Dataset: Begin

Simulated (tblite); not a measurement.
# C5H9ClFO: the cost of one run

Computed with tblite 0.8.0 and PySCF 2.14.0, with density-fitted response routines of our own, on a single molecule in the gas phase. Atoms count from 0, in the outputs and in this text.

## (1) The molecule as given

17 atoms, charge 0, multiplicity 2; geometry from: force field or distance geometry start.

Dataset: End

▸ **Activity**
Transcribe the full listing exactly, leaving out no line.

▸ **Response**
Simulated (tblite); not a measurement.
# C5H9ClFO: the cost of one run

Computed with tblite 0.8.0 and PySCF 2.14.0, with density-fitted response routines of our own, on a single molecule in the gas phase. Atoms count from 0, in the outputs and in this text.

## (1) The molecule as given

17 atoms, charge 0, multiplicity 2; geometry from: force field or distance geometry start.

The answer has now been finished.